Brief: Could you reproduce all of these records exactly?

Study material:
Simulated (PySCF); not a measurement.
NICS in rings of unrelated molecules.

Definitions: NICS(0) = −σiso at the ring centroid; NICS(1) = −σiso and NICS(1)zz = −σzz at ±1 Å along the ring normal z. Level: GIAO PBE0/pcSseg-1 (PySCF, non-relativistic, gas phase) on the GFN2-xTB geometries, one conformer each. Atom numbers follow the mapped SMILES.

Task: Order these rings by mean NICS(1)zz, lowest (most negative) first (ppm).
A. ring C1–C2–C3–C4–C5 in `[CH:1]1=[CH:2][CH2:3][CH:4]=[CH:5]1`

Task output:
Simulated (PySCF); not a measurement.
NICS in rings of unrelated molecules.

Definitions: NICS(0) = −σiso at the ring centroid; NICS(1) = −σiso and NICS(1)zz = −σzz at ±1 Å along the ring normal z. Level: GIAO PBE0/pcSseg-1 (PySCF, non-relativistic, gas phase) on the GFN2-xTB geometries, one conformer each. Atom numbers follow the mapped SMILES.

Task: Order these rings by mean NICS(1)zz, lowest (most negative) first (ppm).
A. ring C1–C2–C3–C4–C5 in `[CH:1]1=[CH:2][CH2:3][CH:4]=[CH:5]1`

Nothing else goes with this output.